▸ Task item
The records should be restated exactly from their first line through the line with "This script makes" in it.

▸ Material shown
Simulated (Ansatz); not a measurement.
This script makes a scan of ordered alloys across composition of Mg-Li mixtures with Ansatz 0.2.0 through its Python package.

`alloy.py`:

▸ Reply
Simulated (Ansatz); not a measurement.
This script makes a scan of ordered alloys across composition of Mg-Li mixtures with Ansatz 0.2.0 through its Python package.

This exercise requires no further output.